#### Data extracts
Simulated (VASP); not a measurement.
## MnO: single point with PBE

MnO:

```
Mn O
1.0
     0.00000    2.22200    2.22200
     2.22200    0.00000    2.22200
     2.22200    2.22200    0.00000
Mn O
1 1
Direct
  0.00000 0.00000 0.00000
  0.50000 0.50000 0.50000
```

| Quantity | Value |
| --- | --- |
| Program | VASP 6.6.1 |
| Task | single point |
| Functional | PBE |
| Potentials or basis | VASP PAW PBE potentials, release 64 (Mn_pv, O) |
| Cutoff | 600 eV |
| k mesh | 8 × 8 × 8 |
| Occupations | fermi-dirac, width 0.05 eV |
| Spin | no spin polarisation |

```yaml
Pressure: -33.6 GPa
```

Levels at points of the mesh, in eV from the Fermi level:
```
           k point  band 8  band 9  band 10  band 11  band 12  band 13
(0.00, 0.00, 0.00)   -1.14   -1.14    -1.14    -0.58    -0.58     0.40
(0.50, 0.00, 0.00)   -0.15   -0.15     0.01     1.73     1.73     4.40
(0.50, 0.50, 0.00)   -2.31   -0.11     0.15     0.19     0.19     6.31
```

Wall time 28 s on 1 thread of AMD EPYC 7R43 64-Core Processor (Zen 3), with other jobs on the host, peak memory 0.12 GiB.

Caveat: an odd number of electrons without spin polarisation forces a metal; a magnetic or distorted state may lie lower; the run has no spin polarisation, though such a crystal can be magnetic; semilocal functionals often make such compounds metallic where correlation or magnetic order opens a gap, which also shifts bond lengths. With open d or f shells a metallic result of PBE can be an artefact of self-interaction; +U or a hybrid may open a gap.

#### Assigned task
Print exactly the lines above from the one with "Functional | PBE |" to the one with "Wall time 28", including both.

#### Expected answer
| Functional | PBE |
| Potentials or basis | VASP PAW PBE potentials, release 64 (Mn_pv, O) |
| Cutoff | 600 eV |
| k mesh | 8 × 8 × 8 |
| Occupations | fermi-dirac, width 0.05 eV |
| Spin | no spin polarisation |

```yaml
Pressure: -33.6 GPa
```

Levels at points of the mesh, in eV from the Fermi level:
```
           k point  band 8  band 9  band 10  band 11  band 12  band 13
(0.00, 0.00, 0.00)   -1.14   -1.14    -1.14    -0.58    -0.58     0.40
(0.50, 0.00, 0.00)   -0.15   -0.15     0.01     1.73     1.73     4.40
(0.50, 0.50, 0.00)   -2.31   -0.11     0.15     0.19     0.19     6.31
```

Wall time 28 s on 1 thread of AMD EPYC 7R43 64-Core Processor (Zen 3), with other jobs on the host, peak memory 0.12 GiB.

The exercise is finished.